__ASSIGNMENT__:
Everything from the line containing "Ansatz 0.2.0 |" through the line containing "The programs project" in the listing below should be copied exactly, and nothing more.

=== SUPPLIED MATERIAL ===

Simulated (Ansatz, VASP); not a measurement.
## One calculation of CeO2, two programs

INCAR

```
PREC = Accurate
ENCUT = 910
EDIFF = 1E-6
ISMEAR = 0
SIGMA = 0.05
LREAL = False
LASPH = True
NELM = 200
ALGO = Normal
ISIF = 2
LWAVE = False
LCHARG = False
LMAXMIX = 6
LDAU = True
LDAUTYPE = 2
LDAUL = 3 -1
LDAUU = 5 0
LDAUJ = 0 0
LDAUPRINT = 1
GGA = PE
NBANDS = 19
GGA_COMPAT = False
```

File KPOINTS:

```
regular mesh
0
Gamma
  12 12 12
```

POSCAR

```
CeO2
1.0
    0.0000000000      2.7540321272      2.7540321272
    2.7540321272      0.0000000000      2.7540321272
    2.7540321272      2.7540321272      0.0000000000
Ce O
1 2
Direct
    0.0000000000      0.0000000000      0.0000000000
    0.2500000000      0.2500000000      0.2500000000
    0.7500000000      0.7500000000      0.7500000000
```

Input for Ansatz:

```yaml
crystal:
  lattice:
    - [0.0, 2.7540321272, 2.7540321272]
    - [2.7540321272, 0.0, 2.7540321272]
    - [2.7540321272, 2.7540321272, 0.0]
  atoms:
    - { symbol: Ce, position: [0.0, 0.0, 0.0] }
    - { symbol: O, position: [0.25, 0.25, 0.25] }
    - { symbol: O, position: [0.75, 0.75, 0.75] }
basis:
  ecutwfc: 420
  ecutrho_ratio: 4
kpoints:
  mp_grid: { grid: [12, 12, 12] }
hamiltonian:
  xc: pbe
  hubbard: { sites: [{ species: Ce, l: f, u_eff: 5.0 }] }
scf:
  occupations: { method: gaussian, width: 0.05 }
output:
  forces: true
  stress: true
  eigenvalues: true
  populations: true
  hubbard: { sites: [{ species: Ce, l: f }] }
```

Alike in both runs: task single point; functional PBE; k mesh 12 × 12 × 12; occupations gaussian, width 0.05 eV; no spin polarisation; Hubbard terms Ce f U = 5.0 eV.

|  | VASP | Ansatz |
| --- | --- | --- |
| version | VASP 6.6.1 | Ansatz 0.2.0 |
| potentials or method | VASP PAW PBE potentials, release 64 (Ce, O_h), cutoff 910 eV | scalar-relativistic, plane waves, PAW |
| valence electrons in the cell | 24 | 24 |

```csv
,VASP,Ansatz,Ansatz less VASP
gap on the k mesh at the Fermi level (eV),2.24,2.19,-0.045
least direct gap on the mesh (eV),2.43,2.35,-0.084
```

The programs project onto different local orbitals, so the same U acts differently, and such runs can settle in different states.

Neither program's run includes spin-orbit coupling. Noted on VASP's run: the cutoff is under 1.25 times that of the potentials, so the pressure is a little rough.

===

__EXERCISE SOLUTION__:
| version | VASP 6.6.1 | Ansatz 0.2.0 |
| potentials or method | VASP PAW PBE potentials, release 64 (Ce, O_h), cutoff 910 eV | scalar-relativistic, plane waves, PAW |
| valence electrons in the cell | 24 | 24 |

```csv
,VASP,Ansatz,Ansatz less VASP
gap on the k mesh at the Fermi level (eV),2.24,2.19,-0.045
least direct gap on the mesh (eV),2.43,2.35,-0.084
```

The programs project onto different local orbitals, so the same U acts differently, and such runs can settle in different states.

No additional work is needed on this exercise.